Task item – Below this line is the material. Write out only its lines from the one containing "What each oscillator" through the one containing "n + i k = sqrt(eps1", both kept, exactly.

Source data –
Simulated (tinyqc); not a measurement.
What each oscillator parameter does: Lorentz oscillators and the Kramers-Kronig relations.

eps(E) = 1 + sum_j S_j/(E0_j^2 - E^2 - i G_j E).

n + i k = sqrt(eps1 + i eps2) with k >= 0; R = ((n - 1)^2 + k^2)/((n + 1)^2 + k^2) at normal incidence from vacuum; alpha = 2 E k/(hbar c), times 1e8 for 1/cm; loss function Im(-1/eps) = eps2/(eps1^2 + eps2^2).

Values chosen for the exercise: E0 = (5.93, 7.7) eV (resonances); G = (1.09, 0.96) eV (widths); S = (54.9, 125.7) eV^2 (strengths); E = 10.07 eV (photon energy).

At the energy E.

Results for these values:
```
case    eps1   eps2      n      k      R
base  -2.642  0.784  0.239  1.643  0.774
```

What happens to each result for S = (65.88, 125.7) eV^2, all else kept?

Task solution –
What each oscillator parameter does: Lorentz oscillators and the Kramers-Kronig relations.

eps(E) = 1 + sum_j S_j/(E0_j^2 - E^2 - i G_j E).

n + i k = sqrt(eps1 + i eps2) with k >= 0; R = ((n - 1)^2 + k^2)/((n + 1)^2 + k^2) at normal incidence from vacuum; alpha = 2 E k/(hbar c), times 1e8 for 1/cm; loss function Im(-1/eps) = eps2/(eps1^2 + eps2^2).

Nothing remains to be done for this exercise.